─── Source information ───
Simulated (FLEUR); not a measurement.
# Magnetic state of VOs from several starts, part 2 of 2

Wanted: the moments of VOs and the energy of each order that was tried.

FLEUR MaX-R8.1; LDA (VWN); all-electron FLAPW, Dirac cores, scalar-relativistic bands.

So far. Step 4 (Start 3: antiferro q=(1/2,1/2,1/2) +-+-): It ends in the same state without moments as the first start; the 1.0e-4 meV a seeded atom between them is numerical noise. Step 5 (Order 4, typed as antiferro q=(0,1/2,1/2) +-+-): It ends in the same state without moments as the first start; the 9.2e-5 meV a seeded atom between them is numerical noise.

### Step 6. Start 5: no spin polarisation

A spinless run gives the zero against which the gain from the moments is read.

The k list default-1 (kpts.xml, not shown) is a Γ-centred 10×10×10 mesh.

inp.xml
───

(Task item): Look at the material above and copy, word for word, its lines from the first through the one containing "The k list default-1".

(Task response):
Simulated (FLEUR); not a measurement.
# Magnetic state of VOs from several starts, part 2 of 2

Wanted: the moments of VOs and the energy of each order that was tried.

FLEUR MaX-R8.1; LDA (VWN); all-electron FLAPW, Dirac cores, scalar-relativistic bands.

So far. Step 4 (Start 3: antiferro q=(1/2,1/2,1/2) +-+-): It ends in the same state without moments as the first start; the 1.0e-4 meV a seeded atom between them is numerical noise. Step 5 (Order 4, typed as antiferro q=(0,1/2,1/2) +-+-): It ends in the same state without moments as the first start; the 9.2e-5 meV a seeded atom between them is numerical noise.

### Step 6. Start 5: no spin polarisation

A spinless run gives the zero against which the gain from the moments is read.

The k list default-1 (kpts.xml, not shown) is a Γ-centred 10×10×10 mesh.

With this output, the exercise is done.